DATASET ENTRIES:
☆ ☆ ☆ ☆ ☆ ☆ ☆

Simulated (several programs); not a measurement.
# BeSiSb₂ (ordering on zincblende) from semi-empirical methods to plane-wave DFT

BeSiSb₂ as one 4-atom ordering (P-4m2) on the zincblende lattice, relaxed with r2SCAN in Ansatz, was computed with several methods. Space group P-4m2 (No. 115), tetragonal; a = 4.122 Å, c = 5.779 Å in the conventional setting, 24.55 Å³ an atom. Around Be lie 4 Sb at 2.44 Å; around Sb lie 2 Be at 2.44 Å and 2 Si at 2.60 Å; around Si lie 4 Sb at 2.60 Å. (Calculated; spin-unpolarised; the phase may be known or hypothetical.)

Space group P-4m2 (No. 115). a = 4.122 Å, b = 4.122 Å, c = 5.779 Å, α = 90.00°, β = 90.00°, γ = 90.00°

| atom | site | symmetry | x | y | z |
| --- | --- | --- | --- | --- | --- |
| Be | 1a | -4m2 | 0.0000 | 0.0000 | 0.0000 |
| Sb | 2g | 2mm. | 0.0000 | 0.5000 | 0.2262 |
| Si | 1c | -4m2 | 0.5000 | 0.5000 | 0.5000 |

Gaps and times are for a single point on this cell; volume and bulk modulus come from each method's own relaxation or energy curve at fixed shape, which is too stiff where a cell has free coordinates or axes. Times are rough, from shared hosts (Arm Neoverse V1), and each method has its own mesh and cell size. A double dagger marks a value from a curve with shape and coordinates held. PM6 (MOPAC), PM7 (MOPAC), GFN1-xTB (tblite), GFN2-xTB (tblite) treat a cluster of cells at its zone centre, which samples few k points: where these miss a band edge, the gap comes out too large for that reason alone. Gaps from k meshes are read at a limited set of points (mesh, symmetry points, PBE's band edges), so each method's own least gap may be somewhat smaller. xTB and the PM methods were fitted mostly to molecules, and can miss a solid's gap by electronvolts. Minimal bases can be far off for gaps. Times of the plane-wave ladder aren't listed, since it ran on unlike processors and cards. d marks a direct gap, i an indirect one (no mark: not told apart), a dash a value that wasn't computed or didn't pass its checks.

☆ ☆ ☆ ☆ ☆ ☆ ☆

ASSIGNMENT:
The lines needed run from the first line of the data through the line containing "0.5000 | 0.5000 |"; give them again exactly and nothing else.

TASK RESULT:
Simulated (several programs); not a measurement.
# BeSiSb₂ (ordering on zincblende) from semi-empirical methods to plane-wave DFT

BeSiSb₂ as one 4-atom ordering (P-4m2) on the zincblende lattice, relaxed with r2SCAN in Ansatz, was computed with several methods. Space group P-4m2 (No. 115), tetragonal; a = 4.122 Å, c = 5.779 Å in the conventional setting, 24.55 Å³ an atom. Around Be lie 4 Sb at 2.44 Å; around Sb lie 2 Be at 2.44 Å and 2 Si at 2.60 Å; around Si lie 4 Sb at 2.60 Å. (Calculated; spin-unpolarised; the phase may be known or hypothetical.)

Space group P-4m2 (No. 115). a = 4.122 Å, b = 4.122 Å, c = 5.779 Å, α = 90.00°, β = 90.00°, γ = 90.00°

| atom | site | symmetry | x | y | z |
| --- | --- | --- | --- | --- | --- |
| Be | 1a | -4m2 | 0.0000 | 0.0000 | 0.0000 |
| Sb | 2g | 2mm. | 0.0000 | 0.5000 | 0.2262 |
| Si | 1c | -4m2 | 0.5000 | 0.5000 | 0.5000 |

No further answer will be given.